**Given data:**
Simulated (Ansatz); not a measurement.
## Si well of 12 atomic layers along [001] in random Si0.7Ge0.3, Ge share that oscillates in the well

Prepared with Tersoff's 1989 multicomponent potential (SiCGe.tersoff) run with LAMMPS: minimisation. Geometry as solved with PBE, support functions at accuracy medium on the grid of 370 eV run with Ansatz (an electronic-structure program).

**Brief:** What you should do is return the records above exactly, leaving nothing out.

**Answer box:**
Simulated (Ansatz); not a measurement.
## Si well of 12 atomic layers along [001] in random Si0.7Ge0.3, Ge share that oscillates in the well

Prepared with Tersoff's 1989 multicomponent potential (SiCGe.tersoff) run with LAMMPS: minimisation. Geometry as solved with PBE, support functions at accuracy medium on the grid of 370 eV run with Ansatz (an electronic-structure program).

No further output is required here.